* **DATA FOR REVIEW**
>>>
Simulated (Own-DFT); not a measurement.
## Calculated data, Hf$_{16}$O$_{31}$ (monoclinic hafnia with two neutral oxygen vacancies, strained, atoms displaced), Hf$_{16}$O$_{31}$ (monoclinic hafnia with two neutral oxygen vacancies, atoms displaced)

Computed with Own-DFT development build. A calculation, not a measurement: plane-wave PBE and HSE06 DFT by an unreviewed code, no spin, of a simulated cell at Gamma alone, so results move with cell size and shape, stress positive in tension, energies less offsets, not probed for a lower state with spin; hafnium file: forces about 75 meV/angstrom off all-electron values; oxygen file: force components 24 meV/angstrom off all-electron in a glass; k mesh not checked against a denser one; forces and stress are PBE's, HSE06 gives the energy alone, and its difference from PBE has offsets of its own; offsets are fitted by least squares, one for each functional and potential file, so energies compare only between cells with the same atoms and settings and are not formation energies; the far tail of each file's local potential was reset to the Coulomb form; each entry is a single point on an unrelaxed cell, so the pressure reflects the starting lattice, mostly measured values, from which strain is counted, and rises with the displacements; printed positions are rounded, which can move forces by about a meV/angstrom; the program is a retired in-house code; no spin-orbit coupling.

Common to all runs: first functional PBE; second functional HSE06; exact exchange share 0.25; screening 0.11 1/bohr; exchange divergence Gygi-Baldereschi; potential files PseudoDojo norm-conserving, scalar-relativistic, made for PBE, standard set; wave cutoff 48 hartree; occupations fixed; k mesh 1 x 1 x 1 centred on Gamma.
<<<

* **EXERCISE**
Reproduce the data in full. Nothing in it may be altered.

* **EXERCISE RESULT**
Simulated (Own-DFT); not a measurement.
## Calculated data, Hf$_{16}$O$_{31}$ (monoclinic hafnia with two neutral oxygen vacancies, strained, atoms displaced), Hf$_{16}$O$_{31}$ (monoclinic hafnia with two neutral oxygen vacancies, atoms displaced)

Computed with Own-DFT development build. A calculation, not a measurement: plane-wave PBE and HSE06 DFT by an unreviewed code, no spin, of a simulated cell at Gamma alone, so results move with cell size and shape, stress positive in tension, energies less offsets, not probed for a lower state with spin; hafnium file: forces about 75 meV/angstrom off all-electron values; oxygen file: force components 24 meV/angstrom off all-electron in a glass; k mesh not checked against a denser one; forces and stress are PBE's, HSE06 gives the energy alone, and its difference from PBE has offsets of its own; offsets are fitted by least squares, one for each functional and potential file, so energies compare only between cells with the same atoms and settings and are not formation energies; the far tail of each file's local potential was reset to the Coulomb form; each entry is a single point on an unrelaxed cell, so the pressure reflects the starting lattice, mostly measured values, from which strain is counted, and rises with the displacements; printed positions are rounded, which can move forces by about a meV/angstrom; the program is a retired in-house code; no spin-orbit coupling.

Common to all runs: first functional PBE; second functional HSE06; exact exchange share 0.25; screening 0.11 1/bohr; exchange divergence Gygi-Baldereschi; potential files PseudoDojo norm-conserving, scalar-relativistic, made for PBE, standard set; wave cutoff 48 hartree; occupations fixed; k mesh 1 x 1 x 1 centred on Gamma.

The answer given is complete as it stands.